**ACTIVITY:** Every line of the material below should be retyped exactly.

**RECORDED INFORMATION:**
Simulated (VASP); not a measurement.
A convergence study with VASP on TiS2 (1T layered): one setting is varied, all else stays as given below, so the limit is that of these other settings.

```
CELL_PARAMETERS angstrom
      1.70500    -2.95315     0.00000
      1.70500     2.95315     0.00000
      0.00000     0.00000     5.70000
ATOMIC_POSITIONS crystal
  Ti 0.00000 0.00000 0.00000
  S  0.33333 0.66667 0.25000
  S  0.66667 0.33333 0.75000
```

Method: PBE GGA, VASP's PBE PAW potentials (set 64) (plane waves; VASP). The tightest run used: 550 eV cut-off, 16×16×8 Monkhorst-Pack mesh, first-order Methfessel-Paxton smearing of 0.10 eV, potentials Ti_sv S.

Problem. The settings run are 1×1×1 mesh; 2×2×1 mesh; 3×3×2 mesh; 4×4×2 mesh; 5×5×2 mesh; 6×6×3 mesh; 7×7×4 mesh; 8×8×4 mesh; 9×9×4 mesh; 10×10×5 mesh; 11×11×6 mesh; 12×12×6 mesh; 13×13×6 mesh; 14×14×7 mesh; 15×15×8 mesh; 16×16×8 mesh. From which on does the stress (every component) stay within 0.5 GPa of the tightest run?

**TASK OUTPUT:**
Simulated (VASP); not a measurement.
A convergence study with VASP on TiS2 (1T layered): one setting is varied, all else stays as given below, so the limit is that of these other settings.

```
CELL_PARAMETERS angstrom
      1.70500    -2.95315     0.00000
      1.70500     2.95315     0.00000
      0.00000     0.00000     5.70000
ATOMIC_POSITIONS crystal
  Ti 0.00000 0.00000 0.00000
  S  0.33333 0.66667 0.25000
  S  0.66667 0.33333 0.75000
```

Method: PBE GGA, VASP's PBE PAW potentials (set 64) (plane waves; VASP). The tightest run used: 550 eV cut-off, 16×16×8 Monkhorst-Pack mesh, first-order Methfessel-Paxton smearing of 0.10 eV, potentials Ti_sv S.

Problem. The settings run are 1×1×1 mesh; 2×2×1 mesh; 3×3×2 mesh; 4×4×2 mesh; 5×5×2 mesh; 6×6×3 mesh; 7×7×4 mesh; 8×8×4 mesh; 9×9×4 mesh; 10×10×5 mesh; 11×11×6 mesh; 12×12×6 mesh; 13×13×6 mesh; 14×14×7 mesh; 15×15×8 mesh; 16×16×8 mesh. From which on does the stress (every component) stay within 0.5 GPa of the tightest run?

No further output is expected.